== == ==

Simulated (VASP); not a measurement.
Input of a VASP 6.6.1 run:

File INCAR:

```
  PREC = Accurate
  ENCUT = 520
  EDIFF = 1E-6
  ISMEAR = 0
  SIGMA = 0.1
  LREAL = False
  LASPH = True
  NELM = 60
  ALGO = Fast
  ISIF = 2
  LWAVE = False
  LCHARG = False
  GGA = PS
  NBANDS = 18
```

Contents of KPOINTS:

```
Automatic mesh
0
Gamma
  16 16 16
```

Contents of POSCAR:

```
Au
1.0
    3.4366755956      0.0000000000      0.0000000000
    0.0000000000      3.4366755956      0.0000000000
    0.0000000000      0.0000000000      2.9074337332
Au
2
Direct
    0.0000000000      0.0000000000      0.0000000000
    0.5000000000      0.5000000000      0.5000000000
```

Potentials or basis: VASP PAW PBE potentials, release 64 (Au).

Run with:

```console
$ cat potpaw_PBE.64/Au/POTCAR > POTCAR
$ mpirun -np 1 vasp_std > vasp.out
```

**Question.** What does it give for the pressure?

== == ==

-- Brief --
Only an exact transcription of all the entries will do.

-- Answer area --
Simulated (VASP); not a measurement.
Input of a VASP 6.6.1 run:

File INCAR:

```
  PREC = Accurate
  ENCUT = 520
  EDIFF = 1E-6
  ISMEAR = 0
  SIGMA = 0.1
  LREAL = False
  LASPH = True
  NELM = 60
  ALGO = Fast
  ISIF = 2
  LWAVE = False
  LCHARG = False
  GGA = PS
  NBANDS = 18
```

Contents of KPOINTS:

```
Automatic mesh
0
Gamma
  16 16 16
```

Contents of POSCAR:

```
Au
1.0
    3.4366755956      0.0000000000      0.0000000000
    0.0000000000      3.4366755956      0.0000000000
    0.0000000000      0.0000000000      2.9074337332
Au
2
Direct
    0.0000000000      0.0000000000      0.0000000000
    0.5000000000      0.5000000000      0.5000000000
```

Potentials or basis: VASP PAW PBE potentials, release 64 (Au).

Run with:

```console
$ cat potpaw_PBE.64/Au/POTCAR > POTCAR
$ mpirun -np 1 vasp_std > vasp.out
```

**Question.** What does it give for the pressure?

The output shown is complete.